#### ACTION ITEM:
Although the data below holds other lines too, output only those from the line with "linear response |" up to and including the line with "Task: What Hubbard", exactly as they appear.

*** RAW DATA ***
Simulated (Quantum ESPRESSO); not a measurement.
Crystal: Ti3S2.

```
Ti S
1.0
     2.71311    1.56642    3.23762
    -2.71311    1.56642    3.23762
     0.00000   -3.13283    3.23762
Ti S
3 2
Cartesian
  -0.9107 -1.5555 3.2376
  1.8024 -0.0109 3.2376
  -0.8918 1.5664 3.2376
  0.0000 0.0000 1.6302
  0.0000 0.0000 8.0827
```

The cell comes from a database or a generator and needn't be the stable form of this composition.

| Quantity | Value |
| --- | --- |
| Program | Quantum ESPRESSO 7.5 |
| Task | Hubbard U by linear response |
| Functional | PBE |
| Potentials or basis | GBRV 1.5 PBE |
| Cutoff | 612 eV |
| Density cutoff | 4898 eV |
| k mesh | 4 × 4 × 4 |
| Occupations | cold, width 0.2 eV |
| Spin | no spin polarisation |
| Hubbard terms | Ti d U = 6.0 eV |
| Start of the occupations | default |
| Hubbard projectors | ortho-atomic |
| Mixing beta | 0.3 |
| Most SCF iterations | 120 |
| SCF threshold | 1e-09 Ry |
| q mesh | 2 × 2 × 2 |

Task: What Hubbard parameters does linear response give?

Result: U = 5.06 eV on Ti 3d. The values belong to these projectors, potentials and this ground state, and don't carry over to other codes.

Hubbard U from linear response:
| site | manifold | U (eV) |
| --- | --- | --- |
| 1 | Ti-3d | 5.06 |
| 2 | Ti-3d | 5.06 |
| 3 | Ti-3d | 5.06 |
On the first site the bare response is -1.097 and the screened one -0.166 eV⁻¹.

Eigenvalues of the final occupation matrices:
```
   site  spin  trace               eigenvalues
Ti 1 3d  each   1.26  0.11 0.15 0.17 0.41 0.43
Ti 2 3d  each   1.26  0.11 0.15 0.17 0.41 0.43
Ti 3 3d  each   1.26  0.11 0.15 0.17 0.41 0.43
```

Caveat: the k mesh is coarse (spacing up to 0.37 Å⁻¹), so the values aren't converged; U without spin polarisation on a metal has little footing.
*** End of RAW DATA ***

#### RESPONSE BOX:
| Task | Hubbard U by linear response |
| Functional | PBE |
| Potentials or basis | GBRV 1.5 PBE |
| Cutoff | 612 eV |
| Density cutoff | 4898 eV |
| k mesh | 4 × 4 × 4 |
| Occupations | cold, width 0.2 eV |
| Spin | no spin polarisation |
| Hubbard terms | Ti d U = 6.0 eV |
| Start of the occupations | default |
| Hubbard projectors | ortho-atomic |
| Mixing beta | 0.3 |
| Most SCF iterations | 120 |
| SCF threshold | 1e-09 Ry |
| q mesh | 2 × 2 × 2 |

Task: What Hubbard parameters does linear response give?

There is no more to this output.